**Exercise data:**
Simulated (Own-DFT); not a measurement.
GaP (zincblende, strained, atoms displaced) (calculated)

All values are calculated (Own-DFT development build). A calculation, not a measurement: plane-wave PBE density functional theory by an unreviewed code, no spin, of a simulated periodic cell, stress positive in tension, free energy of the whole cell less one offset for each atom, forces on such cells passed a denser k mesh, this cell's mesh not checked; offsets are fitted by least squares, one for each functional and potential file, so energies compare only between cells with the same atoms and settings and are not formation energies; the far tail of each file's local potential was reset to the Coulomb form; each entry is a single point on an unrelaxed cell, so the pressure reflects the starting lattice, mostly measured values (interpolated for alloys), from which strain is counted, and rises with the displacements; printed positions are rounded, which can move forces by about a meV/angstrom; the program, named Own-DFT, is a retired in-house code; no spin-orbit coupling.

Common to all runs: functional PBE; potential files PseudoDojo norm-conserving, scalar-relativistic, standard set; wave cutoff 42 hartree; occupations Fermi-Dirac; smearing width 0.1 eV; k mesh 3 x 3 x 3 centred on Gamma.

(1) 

**Brief:**
Each line of the listing is to be reproduced verbatim.

**Written answer:**
Simulated (Own-DFT); not a measurement.
GaP (zincblende, strained, atoms displaced) (calculated)

All values are calculated (Own-DFT development build). A calculation, not a measurement: plane-wave PBE density functional theory by an unreviewed code, no spin, of a simulated periodic cell, stress positive in tension, free energy of the whole cell less one offset for each atom, forces on such cells passed a denser k mesh, this cell's mesh not checked; offsets are fitted by least squares, one for each functional and potential file, so energies compare only between cells with the same atoms and settings and are not formation energies; the far tail of each file's local potential was reset to the Coulomb form; each entry is a single point on an unrelaxed cell, so the pressure reflects the starting lattice, mostly measured values (interpolated for alloys), from which strain is counted, and rises with the displacements; printed positions are rounded, which can move forces by about a meV/angstrom; the program, named Own-DFT, is a retired in-house code; no spin-orbit coupling.

Common to all runs: functional PBE; potential files PseudoDojo norm-conserving, scalar-relativistic, standard set; wave cutoff 42 hartree; occupations Fermi-Dirac; smearing width 0.1 eV; k mesh 3 x 3 x 3 centred on Gamma.

(1) 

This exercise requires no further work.